_WORK ORDER_
Copy each record below without changing a single word.

- - - - - - -
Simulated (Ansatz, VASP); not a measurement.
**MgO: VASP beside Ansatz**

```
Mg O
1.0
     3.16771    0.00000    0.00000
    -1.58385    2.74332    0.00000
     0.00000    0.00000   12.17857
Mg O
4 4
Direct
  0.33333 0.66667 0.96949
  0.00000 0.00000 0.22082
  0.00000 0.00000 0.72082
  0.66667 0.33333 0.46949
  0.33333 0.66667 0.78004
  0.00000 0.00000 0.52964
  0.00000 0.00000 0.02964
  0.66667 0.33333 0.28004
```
- - - - - - -

_PROBLEM SOLUTION_
Simulated (Ansatz, VASP); not a measurement.
**MgO: VASP beside Ansatz**

```
Mg O
1.0
     3.16771    0.00000    0.00000
    -1.58385    2.74332    0.00000
     0.00000    0.00000   12.17857
Mg O
4 4
Direct
  0.33333 0.66667 0.96949
  0.00000 0.00000 0.22082
  0.00000 0.00000 0.72082
  0.66667 0.33333 0.46949
  0.33333 0.66667 0.78004
  0.00000 0.00000 0.52964
  0.00000 0.00000 0.02964
  0.66667 0.33333 0.28004
```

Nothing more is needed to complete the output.